-- Data provided follows --

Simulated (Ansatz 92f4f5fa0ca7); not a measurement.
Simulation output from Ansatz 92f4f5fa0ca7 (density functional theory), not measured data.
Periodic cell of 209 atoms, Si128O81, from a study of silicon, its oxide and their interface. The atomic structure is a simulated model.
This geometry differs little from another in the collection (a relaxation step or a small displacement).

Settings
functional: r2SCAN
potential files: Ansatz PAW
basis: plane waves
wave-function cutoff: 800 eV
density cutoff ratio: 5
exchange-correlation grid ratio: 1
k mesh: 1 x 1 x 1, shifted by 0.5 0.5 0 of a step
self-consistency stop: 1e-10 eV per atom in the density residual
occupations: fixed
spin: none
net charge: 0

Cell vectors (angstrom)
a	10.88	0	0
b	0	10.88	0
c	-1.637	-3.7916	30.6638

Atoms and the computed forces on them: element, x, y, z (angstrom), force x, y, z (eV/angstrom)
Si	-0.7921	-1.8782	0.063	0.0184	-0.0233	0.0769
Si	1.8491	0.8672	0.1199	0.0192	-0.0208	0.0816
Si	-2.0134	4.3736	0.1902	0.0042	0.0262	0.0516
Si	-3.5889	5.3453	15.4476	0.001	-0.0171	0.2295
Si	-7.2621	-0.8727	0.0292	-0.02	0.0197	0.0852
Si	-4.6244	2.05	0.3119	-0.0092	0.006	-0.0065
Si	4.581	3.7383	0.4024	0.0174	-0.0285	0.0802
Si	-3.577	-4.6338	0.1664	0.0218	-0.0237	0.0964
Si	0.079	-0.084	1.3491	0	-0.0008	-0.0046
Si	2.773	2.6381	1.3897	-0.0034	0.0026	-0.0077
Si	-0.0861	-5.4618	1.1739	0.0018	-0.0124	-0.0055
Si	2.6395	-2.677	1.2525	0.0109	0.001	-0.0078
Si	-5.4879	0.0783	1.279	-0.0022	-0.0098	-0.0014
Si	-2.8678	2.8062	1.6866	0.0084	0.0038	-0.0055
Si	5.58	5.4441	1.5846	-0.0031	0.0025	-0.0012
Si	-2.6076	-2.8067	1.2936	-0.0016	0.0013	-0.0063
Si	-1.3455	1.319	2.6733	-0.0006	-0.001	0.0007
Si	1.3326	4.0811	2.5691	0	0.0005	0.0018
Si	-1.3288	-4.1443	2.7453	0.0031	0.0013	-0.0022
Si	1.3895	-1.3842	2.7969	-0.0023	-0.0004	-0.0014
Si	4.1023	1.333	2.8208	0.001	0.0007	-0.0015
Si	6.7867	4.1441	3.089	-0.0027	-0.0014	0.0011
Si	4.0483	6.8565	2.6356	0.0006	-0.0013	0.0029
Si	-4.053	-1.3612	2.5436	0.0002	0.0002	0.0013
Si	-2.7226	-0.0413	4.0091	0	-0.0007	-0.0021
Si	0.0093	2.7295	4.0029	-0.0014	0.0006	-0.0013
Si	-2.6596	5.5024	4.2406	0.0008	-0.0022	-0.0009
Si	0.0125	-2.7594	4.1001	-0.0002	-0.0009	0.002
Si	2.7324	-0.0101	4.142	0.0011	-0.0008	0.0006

-- Data provided concluded --

- Work item:
Give again, word for word, the lines of the listing, starting at its first line and ending with the line containing "exchange-correlation grid ratio: 1".

- Result:
Simulated (Ansatz 92f4f5fa0ca7); not a measurement.
Simulation output from Ansatz 92f4f5fa0ca7 (density functional theory), not measured data.
Periodic cell of 209 atoms, Si128O81, from a study of silicon, its oxide and their interface. The atomic structure is a simulated model.
This geometry differs little from another in the collection (a relaxation step or a small displacement).

Settings
functional: r2SCAN
potential files: Ansatz PAW
basis: plane waves
wave-function cutoff: 800 eV
density cutoff ratio: 5
exchange-correlation grid ratio: 1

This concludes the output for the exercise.